━━━ Source material

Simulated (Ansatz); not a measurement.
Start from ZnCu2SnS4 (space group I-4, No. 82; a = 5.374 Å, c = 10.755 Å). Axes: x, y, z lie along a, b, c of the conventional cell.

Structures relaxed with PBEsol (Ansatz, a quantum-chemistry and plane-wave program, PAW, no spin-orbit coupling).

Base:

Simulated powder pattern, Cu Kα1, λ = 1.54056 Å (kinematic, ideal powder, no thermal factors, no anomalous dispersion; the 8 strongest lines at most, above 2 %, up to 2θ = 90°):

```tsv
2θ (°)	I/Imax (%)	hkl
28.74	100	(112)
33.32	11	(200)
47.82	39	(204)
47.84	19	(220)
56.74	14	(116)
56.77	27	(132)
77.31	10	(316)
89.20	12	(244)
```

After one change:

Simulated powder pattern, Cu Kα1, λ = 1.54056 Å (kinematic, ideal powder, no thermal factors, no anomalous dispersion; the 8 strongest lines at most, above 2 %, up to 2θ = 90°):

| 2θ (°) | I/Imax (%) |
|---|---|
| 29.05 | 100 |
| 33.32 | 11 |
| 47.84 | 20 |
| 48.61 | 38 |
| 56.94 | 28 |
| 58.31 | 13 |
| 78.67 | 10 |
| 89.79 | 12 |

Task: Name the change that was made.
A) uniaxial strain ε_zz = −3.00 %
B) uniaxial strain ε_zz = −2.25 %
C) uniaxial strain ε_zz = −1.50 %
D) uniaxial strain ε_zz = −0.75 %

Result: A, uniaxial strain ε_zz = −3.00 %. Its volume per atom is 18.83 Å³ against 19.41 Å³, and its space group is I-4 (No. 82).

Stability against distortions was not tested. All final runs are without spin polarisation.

━━━━━━

**Task item**:
From the first line of the listing above through the line that contains "Result: A, uniaxial", set down each line without alteration, and nothing else.

**Your response**:
Simulated (Ansatz); not a measurement.
Start from ZnCu2SnS4 (space group I-4, No. 82; a = 5.374 Å, c = 10.755 Å). Axes: x, y, z lie along a, b, c of the conventional cell.

Structures relaxed with PBEsol (Ansatz, a quantum-chemistry and plane-wave program, PAW, no spin-orbit coupling).

Base:

Simulated powder pattern, Cu Kα1, λ = 1.54056 Å (kinematic, ideal powder, no thermal factors, no anomalous dispersion; the 8 strongest lines at most, above 2 %, up to 2θ = 90°):

```tsv
2θ (°)	I/Imax (%)	hkl
28.74	100	(112)
33.32	11	(200)
47.82	39	(204)
47.84	19	(220)
56.74	14	(116)
56.77	27	(132)
77.31	10	(316)
89.20	12	(244)
```

After one change:

Simulated powder pattern, Cu Kα1, λ = 1.54056 Å (kinematic, ideal powder, no thermal factors, no anomalous dispersion; the 8 strongest lines at most, above 2 %, up to 2θ = 90°):

| 2θ (°) | I/Imax (%) |
|---|---|
| 29.05 | 100 |
| 33.32 | 11 |
| 47.84 | 20 |
| 48.61 | 38 |
| 56.94 | 28 |
| 58.31 | 13 |
| 78.67 | 10 |
| 89.79 | 12 |

Task: Name the change that was made.
A) uniaxial strain ε_zz = −3.00 %
B) uniaxial strain ε_zz = −2.25 %
C) uniaxial strain ε_zz = −1.50 %
D) uniaxial strain ε_zz = −0.75 %

Result: A, uniaxial strain ε_zz = −3.00 %. Its volume per atom is 18.83 Å³ against 19.41 Å³, and its space group is I-4 (No. 82).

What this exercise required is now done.